ACTION ITEM | Below are the records; print them all without any alteration.

:: SUPPLIED DATA

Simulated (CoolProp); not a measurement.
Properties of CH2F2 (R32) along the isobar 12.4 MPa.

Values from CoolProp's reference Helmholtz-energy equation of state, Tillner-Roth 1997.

::::

TASK SOLUTION |
Simulated (CoolProp); not a measurement.
Properties of CH2F2 (R32) along the isobar 12.4 MPa.

Values from CoolProp's reference Helmholtz-energy equation of state, Tillner-Roth 1997.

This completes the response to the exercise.